**Provided material**
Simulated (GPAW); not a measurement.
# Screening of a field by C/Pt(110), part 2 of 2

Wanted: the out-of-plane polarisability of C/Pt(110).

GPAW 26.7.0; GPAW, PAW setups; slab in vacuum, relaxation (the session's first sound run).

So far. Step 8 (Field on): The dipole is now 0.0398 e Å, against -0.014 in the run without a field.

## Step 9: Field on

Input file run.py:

**Work order**
Retype only the lines running from the top of the listing to the line that holds "## Step 9: Field on", both ends included.

**Exercise solution**
Simulated (GPAW); not a measurement.
# Screening of a field by C/Pt(110), part 2 of 2

Wanted: the out-of-plane polarisability of C/Pt(110).

GPAW 26.7.0; GPAW, PAW setups; slab in vacuum, relaxation (the session's first sound run).

So far. Step 8 (Field on): The dipole is now 0.0398 e Å, against -0.014 in the run without a field.

## Step 9: Field on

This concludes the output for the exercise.